▸ **RECORD EXTRACTS**
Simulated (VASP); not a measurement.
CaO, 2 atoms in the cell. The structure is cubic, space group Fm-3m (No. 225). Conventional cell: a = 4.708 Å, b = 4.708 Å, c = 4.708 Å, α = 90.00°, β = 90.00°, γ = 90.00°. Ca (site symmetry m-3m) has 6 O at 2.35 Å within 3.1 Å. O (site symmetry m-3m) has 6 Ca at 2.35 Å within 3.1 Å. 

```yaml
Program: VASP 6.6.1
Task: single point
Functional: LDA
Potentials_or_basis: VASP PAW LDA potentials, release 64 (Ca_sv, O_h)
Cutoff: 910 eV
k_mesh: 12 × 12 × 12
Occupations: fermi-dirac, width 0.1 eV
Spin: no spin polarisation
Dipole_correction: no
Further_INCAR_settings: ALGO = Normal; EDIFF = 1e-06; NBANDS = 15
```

▸ **REQUIREMENT**
Exactly reproduce every line found in the records.

▸ **EXERCISE RESULT**
Simulated (VASP); not a measurement.
CaO, 2 atoms in the cell. The structure is cubic, space group Fm-3m (No. 225). Conventional cell: a = 4.708 Å, b = 4.708 Å, c = 4.708 Å, α = 90.00°, β = 90.00°, γ = 90.00°. Ca (site symmetry m-3m) has 6 O at 2.35 Å within 3.1 Å. O (site symmetry m-3m) has 6 Ca at 2.35 Å within 3.1 Å. 

```yaml
Program: VASP 6.6.1
Task: single point
Functional: LDA
Potentials_or_basis: VASP PAW LDA potentials, release 64 (Ca_sv, O_h)
Cutoff: 910 eV
k_mesh: 12 × 12 × 12
Occupations: fermi-dirac, width 0.1 eV
Spin: no spin polarisation
Dipole_correction: no
Further_INCAR_settings: ALGO = Normal; EDIFF = 1e-06; NBANDS = 15
```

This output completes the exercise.